REQUIRED ACTION: What you return must be an exact copy of the lines in the listing below between the line holding "So far. Step" and the line holding "Last, the cell", inclusive, and nothing more.

STORED DATA:
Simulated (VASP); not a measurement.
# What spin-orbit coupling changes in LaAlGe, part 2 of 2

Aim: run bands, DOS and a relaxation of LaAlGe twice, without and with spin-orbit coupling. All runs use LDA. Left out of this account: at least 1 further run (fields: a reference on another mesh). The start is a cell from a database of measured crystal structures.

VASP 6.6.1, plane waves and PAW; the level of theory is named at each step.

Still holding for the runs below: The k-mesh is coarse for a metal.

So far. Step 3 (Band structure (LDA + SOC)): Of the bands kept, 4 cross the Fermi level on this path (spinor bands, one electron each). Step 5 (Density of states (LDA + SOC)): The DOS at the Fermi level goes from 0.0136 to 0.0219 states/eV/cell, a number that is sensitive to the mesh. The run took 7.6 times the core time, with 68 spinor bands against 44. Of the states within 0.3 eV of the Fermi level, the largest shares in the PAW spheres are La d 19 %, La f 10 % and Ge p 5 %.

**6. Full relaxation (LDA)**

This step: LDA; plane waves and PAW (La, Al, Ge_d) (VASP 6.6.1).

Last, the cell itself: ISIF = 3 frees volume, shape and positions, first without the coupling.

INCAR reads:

TASK OUTPUT:
So far. Step 3 (Band structure (LDA + SOC)): Of the bands kept, 4 cross the Fermi level on this path (spinor bands, one electron each). Step 5 (Density of states (LDA + SOC)): The DOS at the Fermi level goes from 0.0136 to 0.0219 states/eV/cell, a number that is sensitive to the mesh. The run took 7.6 times the core time, with 68 spinor bands against 44. Of the states within 0.3 eV of the Fermi level, the largest shares in the PAW spheres are La d 19 %, La f 10 % and Ge p 5 %.

**6. Full relaxation (LDA)**

This step: LDA; plane waves and PAW (La, Al, Ge_d) (VASP 6.6.1).

Last, the cell itself: ISIF = 3 frees volume, shape and positions, first without the coupling.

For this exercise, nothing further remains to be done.